Entries supplied:
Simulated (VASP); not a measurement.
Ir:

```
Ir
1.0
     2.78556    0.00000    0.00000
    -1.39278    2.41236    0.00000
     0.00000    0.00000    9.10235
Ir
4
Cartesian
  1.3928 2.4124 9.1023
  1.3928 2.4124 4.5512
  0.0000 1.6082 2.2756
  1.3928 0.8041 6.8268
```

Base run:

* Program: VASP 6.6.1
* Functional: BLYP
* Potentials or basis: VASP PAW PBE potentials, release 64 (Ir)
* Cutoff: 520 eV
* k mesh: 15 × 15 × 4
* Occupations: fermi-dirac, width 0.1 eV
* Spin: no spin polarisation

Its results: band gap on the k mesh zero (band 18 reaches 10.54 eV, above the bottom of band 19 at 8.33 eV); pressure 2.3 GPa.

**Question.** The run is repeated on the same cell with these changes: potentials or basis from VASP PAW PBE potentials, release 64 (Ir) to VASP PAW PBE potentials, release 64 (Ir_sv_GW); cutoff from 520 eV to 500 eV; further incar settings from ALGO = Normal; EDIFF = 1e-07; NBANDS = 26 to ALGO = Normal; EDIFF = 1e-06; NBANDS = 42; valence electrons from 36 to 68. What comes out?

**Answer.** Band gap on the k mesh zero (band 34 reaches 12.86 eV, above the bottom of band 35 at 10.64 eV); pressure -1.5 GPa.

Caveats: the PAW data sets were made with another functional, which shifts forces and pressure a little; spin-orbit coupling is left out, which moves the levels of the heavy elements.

Requirement: Could you return all the data above exactly as it appears?

Exercise answer:
Simulated (VASP); not a measurement.
Ir:

```
Ir
1.0
     2.78556    0.00000    0.00000
    -1.39278    2.41236    0.00000
     0.00000    0.00000    9.10235
Ir
4
Cartesian
  1.3928 2.4124 9.1023
  1.3928 2.4124 4.5512
  0.0000 1.6082 2.2756
  1.3928 0.8041 6.8268
```

Base run:

* Program: VASP 6.6.1
* Functional: BLYP
* Potentials or basis: VASP PAW PBE potentials, release 64 (Ir)
* Cutoff: 520 eV
* k mesh: 15 × 15 × 4
* Occupations: fermi-dirac, width 0.1 eV
* Spin: no spin polarisation

Its results: band gap on the k mesh zero (band 18 reaches 10.54 eV, above the bottom of band 19 at 8.33 eV); pressure 2.3 GPa.

**Question.** The run is repeated on the same cell with these changes: potentials or basis from VASP PAW PBE potentials, release 64 (Ir) to VASP PAW PBE potentials, release 64 (Ir_sv_GW); cutoff from 520 eV to 500 eV; further incar settings from ALGO = Normal; EDIFF = 1e-07; NBANDS = 26 to ALGO = Normal; EDIFF = 1e-06; NBANDS = 42; valence electrons from 36 to 68. What comes out?

**Answer.** Band gap on the k mesh zero (band 34 reaches 12.86 eV, above the bottom of band 35 at 10.64 eV); pressure -1.5 GPa.

Caveats: the PAW data sets were made with another functional, which shifts forces and pressure a little; spin-orbit coupling is left out, which moves the levels of the heavy elements.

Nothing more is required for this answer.